Study material:
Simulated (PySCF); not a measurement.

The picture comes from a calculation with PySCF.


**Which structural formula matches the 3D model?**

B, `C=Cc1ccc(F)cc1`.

Assigned task:
Above are the records; copy exactly the lines from the line with "The picture comes" through the line with "the 3D model?**", both included.

Your solution:
The picture comes from a calculation with PySCF.


**Which structural formula matches the 3D model?**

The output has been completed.